REQUIREMENT: Print out the entries, word for word.

DATA UNDER STUDY:
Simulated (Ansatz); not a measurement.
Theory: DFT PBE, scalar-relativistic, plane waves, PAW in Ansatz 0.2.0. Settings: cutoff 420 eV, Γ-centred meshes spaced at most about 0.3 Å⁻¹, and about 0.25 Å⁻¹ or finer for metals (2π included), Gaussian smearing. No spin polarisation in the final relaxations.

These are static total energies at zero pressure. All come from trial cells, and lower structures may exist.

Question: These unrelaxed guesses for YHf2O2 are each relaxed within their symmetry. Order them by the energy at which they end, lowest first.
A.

YOUR SOLUTION:
Simulated (Ansatz); not a measurement.
Theory: DFT PBE, scalar-relativistic, plane waves, PAW in Ansatz 0.2.0. Settings: cutoff 420 eV, Γ-centred meshes spaced at most about 0.3 Å⁻¹, and about 0.25 Å⁻¹ or finer for metals (2π included), Gaussian smearing. No spin polarisation in the final relaxations.

These are static total energies at zero pressure. All come from trial cells, and lower structures may exist.

Question: These unrelaxed guesses for YHf2O2 are each relaxed within their symmetry. Order them by the energy at which they end, lowest first.
A.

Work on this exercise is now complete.